ACTIVITY
The expected answer is the data below, retyped exactly.

GIVEN RECORDS
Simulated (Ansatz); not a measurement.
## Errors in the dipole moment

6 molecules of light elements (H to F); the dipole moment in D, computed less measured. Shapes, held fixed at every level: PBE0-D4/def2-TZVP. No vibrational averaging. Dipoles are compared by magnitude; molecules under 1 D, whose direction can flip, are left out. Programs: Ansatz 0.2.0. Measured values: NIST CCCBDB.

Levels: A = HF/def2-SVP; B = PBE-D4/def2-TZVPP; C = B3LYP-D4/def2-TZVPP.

RESPONSE AREA
Simulated (Ansatz); not a measurement.
## Errors in the dipole moment

6 molecules of light elements (H to F); the dipole moment in D, computed less measured. Shapes, held fixed at every level: PBE0-D4/def2-TZVP. No vibrational averaging. Dipoles are compared by magnitude; molecules under 1 D, whose direction can flip, are left out. Programs: Ansatz 0.2.0. Measured values: NIST CCCBDB.

Levels: A = HF/def2-SVP; B = PBE-D4/def2-TZVPP; C = B3LYP-D4/def2-TZVPP.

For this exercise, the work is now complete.